START DATA

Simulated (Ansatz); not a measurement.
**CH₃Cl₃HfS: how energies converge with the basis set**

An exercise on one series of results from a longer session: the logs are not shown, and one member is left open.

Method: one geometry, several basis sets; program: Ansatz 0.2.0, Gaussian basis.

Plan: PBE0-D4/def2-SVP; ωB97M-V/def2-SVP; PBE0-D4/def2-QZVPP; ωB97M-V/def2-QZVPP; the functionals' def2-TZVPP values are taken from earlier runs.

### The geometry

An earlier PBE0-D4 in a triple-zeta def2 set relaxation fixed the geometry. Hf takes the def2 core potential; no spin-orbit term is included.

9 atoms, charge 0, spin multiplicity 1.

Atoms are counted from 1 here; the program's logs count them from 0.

END DATA

__ACTIVITY__:
Please transcribe exactly the lines above from the line that has "An exercise on" up to and including the line that has "9 atoms, charge 0, spin multiplicity 1."; no other line belongs in the answer.

__RESPONSE__:
An exercise on one series of results from a longer session: the logs are not shown, and one member is left open.

Method: one geometry, several basis sets; program: Ansatz 0.2.0, Gaussian basis.

Plan: PBE0-D4/def2-SVP; ωB97M-V/def2-SVP; PBE0-D4/def2-QZVPP; ωB97M-V/def2-QZVPP; the functionals' def2-TZVPP values are taken from earlier runs.

### The geometry

An earlier PBE0-D4 in a triple-zeta def2 set relaxation fixed the geometry. Hf takes the def2 core potential; no spin-orbit term is included.

9 atoms, charge 0, spin multiplicity 1.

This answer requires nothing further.